Content starts

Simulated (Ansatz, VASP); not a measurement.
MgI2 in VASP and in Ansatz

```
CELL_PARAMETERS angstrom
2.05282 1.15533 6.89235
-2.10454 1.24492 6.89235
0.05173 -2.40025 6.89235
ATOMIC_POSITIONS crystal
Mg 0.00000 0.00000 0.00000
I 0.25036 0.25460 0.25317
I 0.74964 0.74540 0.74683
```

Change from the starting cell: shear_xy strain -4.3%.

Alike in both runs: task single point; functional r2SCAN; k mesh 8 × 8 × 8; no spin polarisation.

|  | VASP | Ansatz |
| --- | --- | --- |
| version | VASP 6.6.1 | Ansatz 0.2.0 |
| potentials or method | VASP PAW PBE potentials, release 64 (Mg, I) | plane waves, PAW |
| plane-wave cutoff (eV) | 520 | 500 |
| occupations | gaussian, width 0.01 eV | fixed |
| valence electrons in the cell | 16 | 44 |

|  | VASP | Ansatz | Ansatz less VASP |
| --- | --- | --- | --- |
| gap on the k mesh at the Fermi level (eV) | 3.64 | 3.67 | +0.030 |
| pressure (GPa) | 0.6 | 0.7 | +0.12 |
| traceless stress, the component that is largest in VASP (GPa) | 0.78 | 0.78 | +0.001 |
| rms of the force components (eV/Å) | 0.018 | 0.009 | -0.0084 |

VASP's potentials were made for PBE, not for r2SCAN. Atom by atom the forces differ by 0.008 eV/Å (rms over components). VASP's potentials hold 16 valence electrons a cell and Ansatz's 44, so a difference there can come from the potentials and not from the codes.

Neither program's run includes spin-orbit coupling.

Content ends

> [Activity] Output only an exact transcription of the lines above from the one with "eV | fixed |" up to and including the one with "0.78 | +0.001 |".

> [Written solution]
| occupations | gaussian, width 0.01 eV | fixed |
| valence electrons in the cell | 16 | 44 |

|  | VASP | Ansatz | Ansatz less VASP |
| --- | --- | --- | --- |
| gap on the k mesh at the Fermi level (eV) | 3.64 | 3.67 | +0.030 |
| pressure (GPa) | 0.6 | 0.7 | +0.12 |
| traceless stress, the component that is largest in VASP (GPa) | 0.78 | 0.78 | +0.001 |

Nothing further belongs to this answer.